(RECORDS SHOWN)

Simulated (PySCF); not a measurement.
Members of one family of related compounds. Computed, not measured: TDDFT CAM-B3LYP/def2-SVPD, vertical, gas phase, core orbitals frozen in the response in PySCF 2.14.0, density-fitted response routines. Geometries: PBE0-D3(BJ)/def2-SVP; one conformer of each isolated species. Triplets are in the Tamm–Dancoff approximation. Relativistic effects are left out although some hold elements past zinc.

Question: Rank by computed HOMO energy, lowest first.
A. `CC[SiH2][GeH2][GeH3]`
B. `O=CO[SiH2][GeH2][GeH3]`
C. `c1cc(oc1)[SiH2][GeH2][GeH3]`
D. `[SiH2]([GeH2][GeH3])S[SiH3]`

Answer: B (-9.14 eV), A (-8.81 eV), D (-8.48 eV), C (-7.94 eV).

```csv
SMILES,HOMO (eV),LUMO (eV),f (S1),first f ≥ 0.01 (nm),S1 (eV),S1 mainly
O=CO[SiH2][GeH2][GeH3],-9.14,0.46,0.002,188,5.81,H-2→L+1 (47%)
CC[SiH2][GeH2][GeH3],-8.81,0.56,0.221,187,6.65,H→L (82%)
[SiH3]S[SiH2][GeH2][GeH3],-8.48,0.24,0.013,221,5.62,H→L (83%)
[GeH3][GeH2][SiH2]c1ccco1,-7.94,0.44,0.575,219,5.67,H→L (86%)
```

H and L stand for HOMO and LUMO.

(End RECORDS SHOWN)

Repeat, exactly and only, the lines from the beginning of the material through the line that contains "Members of one".

=== EXERCISE RESPONSE ===
Simulated (PySCF); not a measurement.
Members of one family of related compounds. Computed, not measured: TDDFT CAM-B3LYP/def2-SVPD, vertical, gas phase, core orbitals frozen in the response in PySCF 2.14.0, density-fitted response routines. Geometries: PBE0-D3(BJ)/def2-SVP; one conformer of each isolated species. Triplets are in the Tamm–Dancoff approximation. Relativistic effects are left out although some hold elements past zinc.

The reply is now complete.